- Task item: In the records that follow, the lines from the one containing "Highest occupied orbital" to the one containing "Can this result be used?", inclusive, are to be given again exactly.

- Given entries:
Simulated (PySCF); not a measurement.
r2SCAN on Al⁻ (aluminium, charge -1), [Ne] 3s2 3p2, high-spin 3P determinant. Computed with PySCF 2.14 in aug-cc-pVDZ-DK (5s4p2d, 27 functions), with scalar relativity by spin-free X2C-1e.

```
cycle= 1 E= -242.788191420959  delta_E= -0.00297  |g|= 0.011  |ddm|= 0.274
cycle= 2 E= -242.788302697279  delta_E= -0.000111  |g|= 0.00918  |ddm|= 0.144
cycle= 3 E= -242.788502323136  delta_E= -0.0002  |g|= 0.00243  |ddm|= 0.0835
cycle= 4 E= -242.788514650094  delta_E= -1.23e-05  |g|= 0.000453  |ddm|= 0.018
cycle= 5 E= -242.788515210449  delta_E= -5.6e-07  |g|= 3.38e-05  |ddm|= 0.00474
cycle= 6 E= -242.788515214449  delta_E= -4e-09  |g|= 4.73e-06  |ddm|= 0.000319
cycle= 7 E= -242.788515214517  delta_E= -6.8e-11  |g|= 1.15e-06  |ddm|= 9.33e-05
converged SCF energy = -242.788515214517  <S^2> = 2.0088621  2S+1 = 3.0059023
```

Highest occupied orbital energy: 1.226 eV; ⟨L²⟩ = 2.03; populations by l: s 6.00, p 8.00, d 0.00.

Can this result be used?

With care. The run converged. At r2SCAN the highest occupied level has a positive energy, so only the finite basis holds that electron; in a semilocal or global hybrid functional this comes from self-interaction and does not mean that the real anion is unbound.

- Answer section:
Highest occupied orbital energy: 1.226 eV; ⟨L²⟩ = 2.03; populations by l: s 6.00, p 8.00, d 0.00.

Can this result be used?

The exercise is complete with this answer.